******************************

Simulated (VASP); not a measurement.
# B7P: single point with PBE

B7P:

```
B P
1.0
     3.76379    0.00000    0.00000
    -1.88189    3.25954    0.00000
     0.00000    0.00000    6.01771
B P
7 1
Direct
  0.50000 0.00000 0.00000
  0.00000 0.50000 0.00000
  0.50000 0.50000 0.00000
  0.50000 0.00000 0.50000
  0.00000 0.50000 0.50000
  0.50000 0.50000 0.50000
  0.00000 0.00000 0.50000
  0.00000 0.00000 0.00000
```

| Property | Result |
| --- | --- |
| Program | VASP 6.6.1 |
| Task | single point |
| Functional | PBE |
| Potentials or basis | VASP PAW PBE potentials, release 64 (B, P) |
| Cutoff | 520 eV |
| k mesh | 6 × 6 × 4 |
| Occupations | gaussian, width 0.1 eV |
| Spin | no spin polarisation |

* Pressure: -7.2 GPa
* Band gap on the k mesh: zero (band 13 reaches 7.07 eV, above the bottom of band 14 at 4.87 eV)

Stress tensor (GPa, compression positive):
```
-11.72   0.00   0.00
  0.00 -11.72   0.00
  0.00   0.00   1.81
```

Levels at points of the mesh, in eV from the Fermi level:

******************************

> Task item: A word-for-word copy of the listing is the expected answer.

> Exercise answer:
Simulated (VASP); not a measurement.
# B7P: single point with PBE

B7P:

```
B P
1.0
     3.76379    0.00000    0.00000
    -1.88189    3.25954    0.00000
     0.00000    0.00000    6.01771
B P
7 1
Direct
  0.50000 0.00000 0.00000
  0.00000 0.50000 0.00000
  0.50000 0.50000 0.00000
  0.50000 0.00000 0.50000
  0.00000 0.50000 0.50000
  0.50000 0.50000 0.50000
  0.00000 0.00000 0.50000
  0.00000 0.00000 0.00000
```

| Property | Result |
| --- | --- |
| Program | VASP 6.6.1 |
| Task | single point |
| Functional | PBE |
| Potentials or basis | VASP PAW PBE potentials, release 64 (B, P) |
| Cutoff | 520 eV |
| k mesh | 6 × 6 × 4 |
| Occupations | gaussian, width 0.1 eV |
| Spin | no spin polarisation |

* Pressure: -7.2 GPa
* Band gap on the k mesh: zero (band 13 reaches 7.07 eV, above the bottom of band 14 at 4.87 eV)

Stress tensor (GPa, compression positive):
```
-11.72   0.00   0.00
  0.00 -11.72   0.00
  0.00   0.00   1.81
```

Levels at points of the mesh, in eV from the Fermi level:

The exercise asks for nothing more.